─── Data extracts ───
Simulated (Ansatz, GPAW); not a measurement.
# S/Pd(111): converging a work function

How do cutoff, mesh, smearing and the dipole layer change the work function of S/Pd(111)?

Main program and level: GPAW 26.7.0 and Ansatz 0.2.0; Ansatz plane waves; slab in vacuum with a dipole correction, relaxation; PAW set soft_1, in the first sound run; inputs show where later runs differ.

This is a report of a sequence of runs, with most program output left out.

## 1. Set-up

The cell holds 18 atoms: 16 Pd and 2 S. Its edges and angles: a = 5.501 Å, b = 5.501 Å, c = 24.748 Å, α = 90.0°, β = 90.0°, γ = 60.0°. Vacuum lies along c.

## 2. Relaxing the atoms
───

▶ [Work item]
From the first line to the last, retype the records exactly as they stand above.

▶ [Task answer]
Simulated (Ansatz, GPAW); not a measurement.
# S/Pd(111): converging a work function

How do cutoff, mesh, smearing and the dipole layer change the work function of S/Pd(111)?

Main program and level: GPAW 26.7.0 and Ansatz 0.2.0; Ansatz plane waves; slab in vacuum with a dipole correction, relaxation; PAW set soft_1, in the first sound run; inputs show where later runs differ.

This is a report of a sequence of runs, with most program output left out.

## 1. Set-up

The cell holds 18 atoms: 16 Pd and 2 S. Its edges and angles: a = 5.501 Å, b = 5.501 Å, c = 24.748 Å, α = 90.0°, β = 90.0°, γ = 60.0°. Vacuum lies along c.

## 2. Relaxing the atoms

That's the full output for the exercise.